Dataset records.
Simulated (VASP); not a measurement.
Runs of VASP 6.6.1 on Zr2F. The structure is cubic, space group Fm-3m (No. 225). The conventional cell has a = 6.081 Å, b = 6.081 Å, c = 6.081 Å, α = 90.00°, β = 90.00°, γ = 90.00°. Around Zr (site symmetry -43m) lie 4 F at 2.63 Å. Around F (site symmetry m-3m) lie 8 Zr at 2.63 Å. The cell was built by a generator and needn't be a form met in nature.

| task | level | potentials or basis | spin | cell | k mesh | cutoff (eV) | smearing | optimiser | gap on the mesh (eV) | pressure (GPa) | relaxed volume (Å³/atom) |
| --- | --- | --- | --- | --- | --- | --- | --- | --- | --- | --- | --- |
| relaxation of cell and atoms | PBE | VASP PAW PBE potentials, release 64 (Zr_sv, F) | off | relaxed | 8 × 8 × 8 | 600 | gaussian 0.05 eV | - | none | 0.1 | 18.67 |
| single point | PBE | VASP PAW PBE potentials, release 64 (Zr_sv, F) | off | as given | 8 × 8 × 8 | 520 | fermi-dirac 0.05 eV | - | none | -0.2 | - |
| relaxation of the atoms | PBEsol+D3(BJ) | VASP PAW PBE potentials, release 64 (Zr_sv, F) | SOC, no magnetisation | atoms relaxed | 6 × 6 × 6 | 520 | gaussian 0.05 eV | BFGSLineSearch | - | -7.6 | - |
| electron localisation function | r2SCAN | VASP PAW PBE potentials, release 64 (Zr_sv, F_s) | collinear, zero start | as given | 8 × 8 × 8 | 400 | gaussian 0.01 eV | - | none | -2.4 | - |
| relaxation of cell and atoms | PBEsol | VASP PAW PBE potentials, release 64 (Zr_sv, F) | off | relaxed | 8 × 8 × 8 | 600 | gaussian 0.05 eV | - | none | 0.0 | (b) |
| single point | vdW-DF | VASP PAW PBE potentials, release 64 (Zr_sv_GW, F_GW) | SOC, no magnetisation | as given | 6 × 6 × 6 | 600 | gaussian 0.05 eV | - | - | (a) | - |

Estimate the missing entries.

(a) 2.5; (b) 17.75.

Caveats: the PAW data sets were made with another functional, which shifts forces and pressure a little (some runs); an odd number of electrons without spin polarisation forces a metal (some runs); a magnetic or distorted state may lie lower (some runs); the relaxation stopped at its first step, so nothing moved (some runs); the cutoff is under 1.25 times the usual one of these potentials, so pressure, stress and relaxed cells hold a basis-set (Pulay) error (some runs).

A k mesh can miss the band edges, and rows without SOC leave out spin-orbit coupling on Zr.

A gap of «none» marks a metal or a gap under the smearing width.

Assigned task. Of the lines above, output exactly those from the line bearing "none | -2.4 | - |" through the line bearing "A k mesh can", inclusive.

Exercise output.
| electron localisation function | r2SCAN | VASP PAW PBE potentials, release 64 (Zr_sv, F_s) | collinear, zero start | as given | 8 × 8 × 8 | 400 | gaussian 0.01 eV | - | none | -2.4 | - |
| relaxation of cell and atoms | PBEsol | VASP PAW PBE potentials, release 64 (Zr_sv, F) | off | relaxed | 8 × 8 × 8 | 600 | gaussian 0.05 eV | - | none | 0.0 | (b) |
| single point | vdW-DF | VASP PAW PBE potentials, release 64 (Zr_sv_GW, F_GW) | SOC, no magnetisation | as given | 6 × 6 × 6 | 600 | gaussian 0.05 eV | - | - | (a) | - |

Estimate the missing entries.

(a) 2.5; (b) 17.75.

Caveats: the PAW data sets were made with another functional, which shifts forces and pressure a little (some runs); an odd number of electrons without spin polarisation forces a metal (some runs); a magnetic or distorted state may lie lower (some runs); the relaxation stopped at its first step, so nothing moved (some runs); the cutoff is under 1.25 times the usual one of these potentials, so pressure, stress and relaxed cells hold a basis-set (Pulay) error (some runs).

A k mesh can miss the band edges, and rows without SOC leave out spin-orbit coupling on Zr.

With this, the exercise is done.